* Record extracts
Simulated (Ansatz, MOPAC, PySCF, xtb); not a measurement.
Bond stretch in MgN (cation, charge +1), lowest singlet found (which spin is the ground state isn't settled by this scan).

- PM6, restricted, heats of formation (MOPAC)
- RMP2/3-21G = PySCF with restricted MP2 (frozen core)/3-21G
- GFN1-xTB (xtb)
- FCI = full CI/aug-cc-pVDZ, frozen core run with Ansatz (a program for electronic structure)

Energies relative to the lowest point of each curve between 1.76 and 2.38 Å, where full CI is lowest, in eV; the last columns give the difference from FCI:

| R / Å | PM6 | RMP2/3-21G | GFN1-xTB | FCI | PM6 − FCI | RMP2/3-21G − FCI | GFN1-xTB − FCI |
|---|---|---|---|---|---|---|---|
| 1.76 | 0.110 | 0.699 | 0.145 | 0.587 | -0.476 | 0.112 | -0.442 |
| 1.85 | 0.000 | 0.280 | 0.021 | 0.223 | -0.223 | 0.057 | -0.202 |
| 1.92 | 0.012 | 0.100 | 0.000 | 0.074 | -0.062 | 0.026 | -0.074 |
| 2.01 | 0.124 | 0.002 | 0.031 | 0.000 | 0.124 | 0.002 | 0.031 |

* Action item
What is needed is an exact repetition of the lines from the first line of the records through the line containing "- RMP2/3-21G = PySCF", both ends included, and nothing more.

* Task solution
Simulated (Ansatz, MOPAC, PySCF, xtb); not a measurement.
Bond stretch in MgN (cation, charge +1), lowest singlet found (which spin is the ground state isn't settled by this scan).

- PM6, restricted, heats of formation (MOPAC)
- RMP2/3-21G = PySCF with restricted MP2 (frozen core)/3-21G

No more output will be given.